(INFORMATION)
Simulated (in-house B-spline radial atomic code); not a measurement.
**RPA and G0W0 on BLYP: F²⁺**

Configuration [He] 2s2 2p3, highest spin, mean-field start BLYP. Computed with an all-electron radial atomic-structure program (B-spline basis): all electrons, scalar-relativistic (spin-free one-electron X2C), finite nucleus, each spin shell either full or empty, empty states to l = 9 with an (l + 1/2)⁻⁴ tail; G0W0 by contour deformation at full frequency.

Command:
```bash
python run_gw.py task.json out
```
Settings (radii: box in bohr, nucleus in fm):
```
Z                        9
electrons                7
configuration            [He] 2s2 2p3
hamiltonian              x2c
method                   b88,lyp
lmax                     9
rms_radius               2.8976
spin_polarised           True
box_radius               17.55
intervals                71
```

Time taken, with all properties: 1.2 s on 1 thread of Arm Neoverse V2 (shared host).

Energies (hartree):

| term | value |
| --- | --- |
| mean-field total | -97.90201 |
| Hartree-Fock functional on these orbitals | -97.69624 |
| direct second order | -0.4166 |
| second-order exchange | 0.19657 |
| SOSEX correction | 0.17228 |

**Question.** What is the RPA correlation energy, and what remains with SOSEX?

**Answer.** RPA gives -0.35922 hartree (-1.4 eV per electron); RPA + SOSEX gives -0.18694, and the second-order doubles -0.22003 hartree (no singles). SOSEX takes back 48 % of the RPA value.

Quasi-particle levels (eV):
(End INFORMATION)

*ACTION ITEM*:
Print only the lines that run from the start of the listing to the line bearing "the RPA value."; please keep the first line and that last one, exactly as they appear.

*WRITTEN ANSWER*:
Simulated (in-house B-spline radial atomic code); not a measurement.
**RPA and G0W0 on BLYP: F²⁺**

Configuration [He] 2s2 2p3, highest spin, mean-field start BLYP. Computed with an all-electron radial atomic-structure program (B-spline basis): all electrons, scalar-relativistic (spin-free one-electron X2C), finite nucleus, each spin shell either full or empty, empty states to l = 9 with an (l + 1/2)⁻⁴ tail; G0W0 by contour deformation at full frequency.

Command:
```bash
python run_gw.py task.json out
```
Settings (radii: box in bohr, nucleus in fm):
```
Z                        9
electrons                7
configuration            [He] 2s2 2p3
hamiltonian              x2c
method                   b88,lyp
lmax                     9
rms_radius               2.8976
spin_polarised           True
box_radius               17.55
intervals                71
```

Time taken, with all properties: 1.2 s on 1 thread of Arm Neoverse V2 (shared host).

Energies (hartree):

| term | value |
| --- | --- |
| mean-field total | -97.90201 |
| Hartree-Fock functional on these orbitals | -97.69624 |
| direct second order | -0.4166 |
| second-order exchange | 0.19657 |
| SOSEX correction | 0.17228 |

**Question.** What is the RPA correlation energy, and what remains with SOSEX?

**Answer.** RPA gives -0.35922 hartree (-1.4 eV per electron); RPA + SOSEX gives -0.18694, and the second-order doubles -0.22003 hartree (no singles). SOSEX takes back 48 % of the RPA value.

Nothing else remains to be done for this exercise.